ASSIGNMENT: Which lines run from the start of the data below to the line containing "Computed with Ansatz"? Set them down exactly, with none added.

---- EXTRACTED RECORDS
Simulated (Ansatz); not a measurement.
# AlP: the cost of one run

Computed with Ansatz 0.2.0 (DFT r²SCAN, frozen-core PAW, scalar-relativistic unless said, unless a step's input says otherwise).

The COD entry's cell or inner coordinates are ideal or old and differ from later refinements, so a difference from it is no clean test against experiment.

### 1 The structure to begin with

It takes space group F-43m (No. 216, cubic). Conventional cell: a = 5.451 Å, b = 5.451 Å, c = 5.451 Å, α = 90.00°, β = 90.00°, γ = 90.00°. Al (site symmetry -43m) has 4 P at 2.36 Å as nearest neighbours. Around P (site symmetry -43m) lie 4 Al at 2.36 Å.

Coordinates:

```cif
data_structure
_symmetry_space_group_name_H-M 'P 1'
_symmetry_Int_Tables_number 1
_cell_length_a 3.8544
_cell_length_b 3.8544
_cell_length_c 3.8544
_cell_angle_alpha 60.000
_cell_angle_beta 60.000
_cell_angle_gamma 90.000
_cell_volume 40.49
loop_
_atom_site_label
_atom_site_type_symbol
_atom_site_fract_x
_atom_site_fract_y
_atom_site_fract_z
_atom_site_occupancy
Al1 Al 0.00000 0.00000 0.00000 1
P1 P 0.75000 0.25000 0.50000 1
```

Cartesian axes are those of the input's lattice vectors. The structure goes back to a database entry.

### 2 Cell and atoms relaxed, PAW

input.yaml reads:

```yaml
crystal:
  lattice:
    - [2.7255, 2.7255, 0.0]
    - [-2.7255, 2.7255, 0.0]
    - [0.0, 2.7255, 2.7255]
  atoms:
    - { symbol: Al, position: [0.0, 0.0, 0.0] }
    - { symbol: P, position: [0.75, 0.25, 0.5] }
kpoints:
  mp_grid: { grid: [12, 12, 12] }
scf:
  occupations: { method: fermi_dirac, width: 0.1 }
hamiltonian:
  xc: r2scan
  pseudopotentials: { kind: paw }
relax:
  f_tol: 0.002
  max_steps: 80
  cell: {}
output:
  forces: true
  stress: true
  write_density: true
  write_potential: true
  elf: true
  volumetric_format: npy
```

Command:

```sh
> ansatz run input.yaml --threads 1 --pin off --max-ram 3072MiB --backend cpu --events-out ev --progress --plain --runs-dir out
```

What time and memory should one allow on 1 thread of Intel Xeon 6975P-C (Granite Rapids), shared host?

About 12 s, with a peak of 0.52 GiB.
--------

EXERCISE SOLUTION:
Simulated (Ansatz); not a measurement.
# AlP: the cost of one run

Computed with Ansatz 0.2.0 (DFT r²SCAN, frozen-core PAW, scalar-relativistic unless said, unless a step's input says otherwise).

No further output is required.